Exercise data
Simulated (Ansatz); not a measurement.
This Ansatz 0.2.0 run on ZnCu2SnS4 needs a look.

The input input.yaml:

Requirement
All records above must be returned exactly as they appear.

Your solution
Simulated (Ansatz); not a measurement.
This Ansatz 0.2.0 run on ZnCu2SnS4 needs a look.

The input input.yaml:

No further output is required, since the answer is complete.